Brief » Word for word, set down every line of the entries below from the line with "0.15 | 1.644 |" to the line with "The species is in", including both, and no other line.

*** Data extract Section Begins ***
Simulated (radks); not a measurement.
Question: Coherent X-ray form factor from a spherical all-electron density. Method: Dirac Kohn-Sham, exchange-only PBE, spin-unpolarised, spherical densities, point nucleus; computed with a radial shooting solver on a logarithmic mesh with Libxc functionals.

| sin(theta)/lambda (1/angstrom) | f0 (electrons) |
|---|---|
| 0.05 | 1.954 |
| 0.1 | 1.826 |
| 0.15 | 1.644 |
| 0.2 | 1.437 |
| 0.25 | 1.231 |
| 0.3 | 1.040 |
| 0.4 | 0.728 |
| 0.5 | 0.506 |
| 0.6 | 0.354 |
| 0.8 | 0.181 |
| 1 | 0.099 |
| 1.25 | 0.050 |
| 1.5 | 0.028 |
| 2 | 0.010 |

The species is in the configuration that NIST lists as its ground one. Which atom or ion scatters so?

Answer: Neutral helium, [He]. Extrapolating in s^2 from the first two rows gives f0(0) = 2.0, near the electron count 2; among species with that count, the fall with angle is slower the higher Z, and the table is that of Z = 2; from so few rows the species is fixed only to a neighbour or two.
*** Data extract Section Ends ***

Worked solution »
| 0.15 | 1.644 |
| 0.2 | 1.437 |
| 0.25 | 1.231 |
| 0.3 | 1.040 |
| 0.4 | 0.728 |
| 0.5 | 0.506 |
| 0.6 | 0.354 |
| 0.8 | 0.181 |
| 1 | 0.099 |
| 1.25 | 0.050 |
| 1.5 | 0.028 |
| 2 | 0.010 |

The species is in the configuration that NIST lists as its ground one. Which atom or ion scatters so?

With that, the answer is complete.